ACTION ITEM - The entries below need to be transcribed verbatim.

SUPPLIED RECORDS -
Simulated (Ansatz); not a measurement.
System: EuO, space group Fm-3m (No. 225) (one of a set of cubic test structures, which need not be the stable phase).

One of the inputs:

REPLY -
Simulated (Ansatz); not a measurement.
System: EuO, space group Fm-3m (No. 225) (one of a set of cubic test structures, which need not be the stable phase).

One of the inputs:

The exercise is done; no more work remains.